Work instruction:
Within the data that follows, set down exactly the lines from the one containing "Consider MoP (space" through the one containing "The values are", both ends included.

Data extracts:
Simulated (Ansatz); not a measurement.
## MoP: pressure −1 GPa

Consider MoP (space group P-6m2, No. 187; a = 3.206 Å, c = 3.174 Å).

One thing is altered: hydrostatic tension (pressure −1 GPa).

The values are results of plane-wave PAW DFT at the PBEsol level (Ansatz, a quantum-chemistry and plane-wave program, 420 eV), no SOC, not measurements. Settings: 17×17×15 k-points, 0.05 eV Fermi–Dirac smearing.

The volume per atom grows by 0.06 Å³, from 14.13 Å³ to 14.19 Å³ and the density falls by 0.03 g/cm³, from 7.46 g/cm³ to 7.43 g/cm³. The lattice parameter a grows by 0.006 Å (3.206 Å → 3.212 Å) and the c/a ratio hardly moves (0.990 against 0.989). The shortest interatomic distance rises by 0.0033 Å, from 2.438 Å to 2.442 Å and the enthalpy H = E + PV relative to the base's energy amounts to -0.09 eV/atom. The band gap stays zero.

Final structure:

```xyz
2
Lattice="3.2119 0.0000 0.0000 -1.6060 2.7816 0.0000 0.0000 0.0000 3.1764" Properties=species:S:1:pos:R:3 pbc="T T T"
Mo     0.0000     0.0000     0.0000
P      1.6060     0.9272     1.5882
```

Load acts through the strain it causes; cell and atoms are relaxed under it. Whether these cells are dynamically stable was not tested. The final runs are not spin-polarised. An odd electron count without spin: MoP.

Task response:
Consider MoP (space group P-6m2, No. 187; a = 3.206 Å, c = 3.174 Å).

One thing is altered: hydrostatic tension (pressure −1 GPa).

The values are results of plane-wave PAW DFT at the PBEsol level (Ansatz, a quantum-chemistry and plane-wave program, 420 eV), no SOC, not measurements. Settings: 17×17×15 k-points, 0.05 eV Fermi–Dirac smearing.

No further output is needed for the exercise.